Start of GIVEN INFORMATION

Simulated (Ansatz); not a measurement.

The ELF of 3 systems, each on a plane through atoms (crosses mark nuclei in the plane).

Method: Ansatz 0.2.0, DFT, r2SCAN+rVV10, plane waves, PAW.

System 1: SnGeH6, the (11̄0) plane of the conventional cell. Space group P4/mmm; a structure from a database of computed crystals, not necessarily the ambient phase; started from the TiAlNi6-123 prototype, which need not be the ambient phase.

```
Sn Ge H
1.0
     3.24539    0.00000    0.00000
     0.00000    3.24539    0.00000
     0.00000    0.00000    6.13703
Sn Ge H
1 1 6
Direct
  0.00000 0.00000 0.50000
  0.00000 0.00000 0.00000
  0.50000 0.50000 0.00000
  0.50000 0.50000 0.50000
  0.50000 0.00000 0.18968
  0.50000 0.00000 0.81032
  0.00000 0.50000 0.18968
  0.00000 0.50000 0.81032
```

End of GIVEN INFORMATION

• [ACTION ITEM]:
Reproduce, please, the lines of the material from its first line down to the line containing "Method: Ansatz 0.2.0, DFT, r2SCAN+rVV10, plane", keeping both ends and nothing beyond them.

• [TASK RESPONSE]:
Simulated (Ansatz); not a measurement.

The ELF of 3 systems, each on a plane through atoms (crosses mark nuclei in the plane).

Method: Ansatz 0.2.0, DFT, r2SCAN+rVV10, plane waves, PAW.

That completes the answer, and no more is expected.